* [Information given]
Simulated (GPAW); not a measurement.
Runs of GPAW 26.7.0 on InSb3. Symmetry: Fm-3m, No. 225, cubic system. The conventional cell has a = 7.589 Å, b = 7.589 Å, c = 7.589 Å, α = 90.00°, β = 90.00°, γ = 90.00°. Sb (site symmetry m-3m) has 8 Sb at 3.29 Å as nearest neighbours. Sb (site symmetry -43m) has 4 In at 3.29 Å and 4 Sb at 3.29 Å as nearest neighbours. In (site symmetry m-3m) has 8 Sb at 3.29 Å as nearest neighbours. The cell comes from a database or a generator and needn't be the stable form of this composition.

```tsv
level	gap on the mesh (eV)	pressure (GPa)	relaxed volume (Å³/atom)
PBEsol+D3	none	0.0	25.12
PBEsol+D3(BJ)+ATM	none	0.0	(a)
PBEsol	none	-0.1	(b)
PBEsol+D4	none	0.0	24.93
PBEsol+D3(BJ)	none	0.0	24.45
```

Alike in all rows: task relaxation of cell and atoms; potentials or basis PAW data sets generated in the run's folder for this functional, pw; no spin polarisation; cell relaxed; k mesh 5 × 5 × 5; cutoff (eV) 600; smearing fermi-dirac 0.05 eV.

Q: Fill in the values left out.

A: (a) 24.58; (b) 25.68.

* [Exercise] Could you write out, exactly as they stand, only the lines above that begin at the line with "Runs of GPAW" and stop after the line with "Q: Fill in the values left out."?

* [Exercise output]
Runs of GPAW 26.7.0 on InSb3. Symmetry: Fm-3m, No. 225, cubic system. The conventional cell has a = 7.589 Å, b = 7.589 Å, c = 7.589 Å, α = 90.00°, β = 90.00°, γ = 90.00°. Sb (site symmetry m-3m) has 8 Sb at 3.29 Å as nearest neighbours. Sb (site symmetry -43m) has 4 In at 3.29 Å and 4 Sb at 3.29 Å as nearest neighbours. In (site symmetry m-3m) has 8 Sb at 3.29 Å as nearest neighbours. The cell comes from a database or a generator and needn't be the stable form of this composition.

```tsv
level	gap on the mesh (eV)	pressure (GPa)	relaxed volume (Å³/atom)
PBEsol+D3	none	0.0	25.12
PBEsol+D3(BJ)+ATM	none	0.0	(a)
PBEsol	none	-0.1	(b)
PBEsol+D4	none	0.0	24.93
PBEsol+D3(BJ)	none	0.0	24.45
```

Alike in all rows: task relaxation of cell and atoms; potentials or basis PAW data sets generated in the run's folder for this functional, pw; no spin polarisation; cell relaxed; k mesh 5 × 5 × 5; cutoff (eV) 600; smearing fermi-dirac 0.05 eV.

Q: Fill in the values left out.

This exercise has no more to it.